### Recorded information
———

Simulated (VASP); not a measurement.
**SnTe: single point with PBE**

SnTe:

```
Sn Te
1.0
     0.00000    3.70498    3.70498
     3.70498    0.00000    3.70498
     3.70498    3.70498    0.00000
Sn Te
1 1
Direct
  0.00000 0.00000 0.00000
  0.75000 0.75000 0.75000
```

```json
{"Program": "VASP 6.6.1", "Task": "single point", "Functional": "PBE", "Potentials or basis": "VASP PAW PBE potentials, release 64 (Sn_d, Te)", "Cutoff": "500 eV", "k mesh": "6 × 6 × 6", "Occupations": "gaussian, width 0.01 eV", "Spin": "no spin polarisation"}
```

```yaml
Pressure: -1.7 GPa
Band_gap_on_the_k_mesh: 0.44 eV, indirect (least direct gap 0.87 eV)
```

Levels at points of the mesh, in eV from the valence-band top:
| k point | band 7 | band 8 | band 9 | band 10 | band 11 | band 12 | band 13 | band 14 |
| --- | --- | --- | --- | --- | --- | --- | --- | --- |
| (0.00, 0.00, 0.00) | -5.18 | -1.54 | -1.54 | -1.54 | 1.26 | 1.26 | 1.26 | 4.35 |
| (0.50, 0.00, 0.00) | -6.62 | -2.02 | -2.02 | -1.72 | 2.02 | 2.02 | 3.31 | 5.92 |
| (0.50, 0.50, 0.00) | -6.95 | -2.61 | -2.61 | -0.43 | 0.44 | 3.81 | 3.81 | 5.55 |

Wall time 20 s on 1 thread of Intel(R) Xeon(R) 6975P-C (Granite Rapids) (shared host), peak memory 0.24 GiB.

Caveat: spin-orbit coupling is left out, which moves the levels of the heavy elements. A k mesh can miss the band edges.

———

### Work request
In the answer, the lines from the first line of the data above through the line containing "Wall time 20" must appear exactly as written, with nothing else.

### Task solution
Simulated (VASP); not a measurement.
**SnTe: single point with PBE**

SnTe:

```
Sn Te
1.0
     0.00000    3.70498    3.70498
     3.70498    0.00000    3.70498
     3.70498    3.70498    0.00000
Sn Te
1 1
Direct
  0.00000 0.00000 0.00000
  0.75000 0.75000 0.75000
```

```json
{"Program": "VASP 6.6.1", "Task": "single point", "Functional": "PBE", "Potentials or basis": "VASP PAW PBE potentials, release 64 (Sn_d, Te)", "Cutoff": "500 eV", "k mesh": "6 × 6 × 6", "Occupations": "gaussian, width 0.01 eV", "Spin": "no spin polarisation"}
```

```yaml
Pressure: -1.7 GPa
Band_gap_on_the_k_mesh: 0.44 eV, indirect (least direct gap 0.87 eV)
```

Levels at points of the mesh, in eV from the valence-band top:
| k point | band 7 | band 8 | band 9 | band 10 | band 11 | band 12 | band 13 | band 14 |
| --- | --- | --- | --- | --- | --- | --- | --- | --- |
| (0.00, 0.00, 0.00) | -5.18 | -1.54 | -1.54 | -1.54 | 1.26 | 1.26 | 1.26 | 4.35 |
| (0.50, 0.00, 0.00) | -6.62 | -2.02 | -2.02 | -1.72 | 2.02 | 2.02 | 3.31 | 5.92 |
| (0.50, 0.50, 0.00) | -6.95 | -2.61 | -2.61 | -0.43 | 0.44 | 3.81 | 3.81 | 5.55 |

Wall time 20 s on 1 thread of Intel(R) Xeon(R) 6975P-C (Granite Rapids) (shared host), peak memory 0.24 GiB.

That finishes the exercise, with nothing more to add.